● **Provided information**:

· · · · ·

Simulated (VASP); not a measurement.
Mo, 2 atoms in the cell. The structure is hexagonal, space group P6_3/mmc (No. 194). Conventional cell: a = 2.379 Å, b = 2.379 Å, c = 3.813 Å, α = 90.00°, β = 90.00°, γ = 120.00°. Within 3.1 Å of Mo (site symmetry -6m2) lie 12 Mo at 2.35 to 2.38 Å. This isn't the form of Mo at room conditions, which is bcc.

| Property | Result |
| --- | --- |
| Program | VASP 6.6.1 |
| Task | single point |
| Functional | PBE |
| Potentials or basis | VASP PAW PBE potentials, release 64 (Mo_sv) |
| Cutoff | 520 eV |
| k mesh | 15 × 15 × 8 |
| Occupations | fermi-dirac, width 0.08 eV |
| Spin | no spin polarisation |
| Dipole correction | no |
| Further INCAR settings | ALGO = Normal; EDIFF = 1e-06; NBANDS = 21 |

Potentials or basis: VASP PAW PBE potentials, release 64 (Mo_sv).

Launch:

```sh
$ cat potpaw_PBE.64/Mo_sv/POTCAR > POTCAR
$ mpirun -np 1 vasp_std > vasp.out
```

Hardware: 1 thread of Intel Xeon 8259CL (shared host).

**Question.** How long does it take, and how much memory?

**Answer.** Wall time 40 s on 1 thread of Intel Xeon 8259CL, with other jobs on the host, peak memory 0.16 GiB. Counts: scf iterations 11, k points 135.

· · · · ·

● **Exercise**: In the listing above, find the line with "NBANDS = 21 |" and the line with "how much memory?"; output exactly those lines and all lines between them.

● **Answer space**:
| Further INCAR settings | ALGO = Normal; EDIFF = 1e-06; NBANDS = 21 |

Potentials or basis: VASP PAW PBE potentials, release 64 (Mo_sv).

Launch:

```sh
$ cat potpaw_PBE.64/Mo_sv/POTCAR > POTCAR
$ mpirun -np 1 vasp_std > vasp.out
```

Hardware: 1 thread of Intel Xeon 8259CL (shared host).

**Question.** How long does it take, and how much memory?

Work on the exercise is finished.